Output the listing in full. Every line stays exactly as it is.

[Opening Given records section]

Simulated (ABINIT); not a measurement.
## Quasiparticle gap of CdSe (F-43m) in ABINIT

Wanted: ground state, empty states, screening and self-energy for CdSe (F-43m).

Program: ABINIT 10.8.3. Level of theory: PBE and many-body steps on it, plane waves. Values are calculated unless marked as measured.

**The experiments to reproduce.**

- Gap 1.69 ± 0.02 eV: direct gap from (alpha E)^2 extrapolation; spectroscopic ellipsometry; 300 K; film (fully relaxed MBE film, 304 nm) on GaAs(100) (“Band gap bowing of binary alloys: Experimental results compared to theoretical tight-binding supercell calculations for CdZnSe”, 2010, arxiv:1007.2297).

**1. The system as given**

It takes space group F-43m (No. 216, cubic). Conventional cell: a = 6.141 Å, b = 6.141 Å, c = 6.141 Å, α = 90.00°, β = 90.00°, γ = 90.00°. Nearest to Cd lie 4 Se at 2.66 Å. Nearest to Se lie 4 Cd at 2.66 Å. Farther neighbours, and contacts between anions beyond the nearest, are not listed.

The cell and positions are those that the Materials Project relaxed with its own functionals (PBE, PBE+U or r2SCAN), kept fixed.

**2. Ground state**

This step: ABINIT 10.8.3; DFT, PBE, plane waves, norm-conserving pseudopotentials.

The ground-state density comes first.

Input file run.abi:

[Closing Given records section]

**Response box:**
Simulated (ABINIT); not a measurement.
## Quasiparticle gap of CdSe (F-43m) in ABINIT

Wanted: ground state, empty states, screening and self-energy for CdSe (F-43m).

Program: ABINIT 10.8.3. Level of theory: PBE and many-body steps on it, plane waves. Values are calculated unless marked as measured.

**The experiments to reproduce.**

- Gap 1.69 ± 0.02 eV: direct gap from (alpha E)^2 extrapolation; spectroscopic ellipsometry; 300 K; film (fully relaxed MBE film, 304 nm) on GaAs(100) (“Band gap bowing of binary alloys: Experimental results compared to theoretical tight-binding supercell calculations for CdZnSe”, 2010, arxiv:1007.2297).

**1. The system as given**

It takes space group F-43m (No. 216, cubic). Conventional cell: a = 6.141 Å, b = 6.141 Å, c = 6.141 Å, α = 90.00°, β = 90.00°, γ = 90.00°. Nearest to Cd lie 4 Se at 2.66 Å. Nearest to Se lie 4 Cd at 2.66 Å. Farther neighbours, and contacts between anions beyond the nearest, are not listed.

The cell and positions are those that the Materials Project relaxed with its own functionals (PBE, PBE+U or r2SCAN), kept fixed.

**2. Ground state**

This step: ABINIT 10.8.3; DFT, PBE, plane waves, norm-conserving pseudopotentials.

The ground-state density comes first.

Input file run.abi:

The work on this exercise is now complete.